◆ **DATASET EXCERPTS**:
══════════

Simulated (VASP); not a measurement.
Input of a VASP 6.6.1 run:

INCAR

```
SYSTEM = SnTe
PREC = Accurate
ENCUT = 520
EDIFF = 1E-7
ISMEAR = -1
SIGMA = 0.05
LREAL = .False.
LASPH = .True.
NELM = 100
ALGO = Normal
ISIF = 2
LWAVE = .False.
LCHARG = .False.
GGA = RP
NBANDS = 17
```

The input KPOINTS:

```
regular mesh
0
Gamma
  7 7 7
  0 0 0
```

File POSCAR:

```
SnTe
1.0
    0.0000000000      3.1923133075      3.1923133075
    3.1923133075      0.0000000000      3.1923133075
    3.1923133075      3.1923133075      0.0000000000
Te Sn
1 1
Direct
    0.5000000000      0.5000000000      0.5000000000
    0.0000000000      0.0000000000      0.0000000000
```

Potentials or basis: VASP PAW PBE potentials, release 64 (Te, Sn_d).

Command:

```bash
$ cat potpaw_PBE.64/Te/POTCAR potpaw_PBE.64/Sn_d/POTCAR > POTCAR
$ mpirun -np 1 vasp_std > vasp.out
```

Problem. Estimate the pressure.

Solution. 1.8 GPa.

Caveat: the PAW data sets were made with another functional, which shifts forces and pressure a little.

══════════

◆ **ACTION ITEM**: Every line of the material needs to be returned exactly.

◆ **PROBLEM SOLUTION**:
Simulated (VASP); not a measurement.
Input of a VASP 6.6.1 run:

INCAR

```
SYSTEM = SnTe
PREC = Accurate
ENCUT = 520
EDIFF = 1E-7
ISMEAR = -1
SIGMA = 0.05
LREAL = .False.
LASPH = .True.
NELM = 100
ALGO = Normal
ISIF = 2
LWAVE = .False.
LCHARG = .False.
GGA = RP
NBANDS = 17
```

The input KPOINTS:

```
regular mesh
0
Gamma
  7 7 7
  0 0 0
```

File POSCAR:

```
SnTe
1.0
    0.0000000000      3.1923133075      3.1923133075
    3.1923133075      0.0000000000      3.1923133075
    3.1923133075      3.1923133075      0.0000000000
Te Sn
1 1
Direct
    0.5000000000      0.5000000000      0.5000000000
    0.0000000000      0.0000000000      0.0000000000
```

Potentials or basis: VASP PAW PBE potentials, release 64 (Te, Sn_d).

Command:

```bash
$ cat potpaw_PBE.64/Te/POTCAR potpaw_PBE.64/Sn_d/POTCAR > POTCAR
$ mpirun -np 1 vasp_std > vasp.out
```

Problem. Estimate the pressure.

Solution. 1.8 GPa.

Caveat: the PAW data sets were made with another functional, which shifts forces and pressure a little.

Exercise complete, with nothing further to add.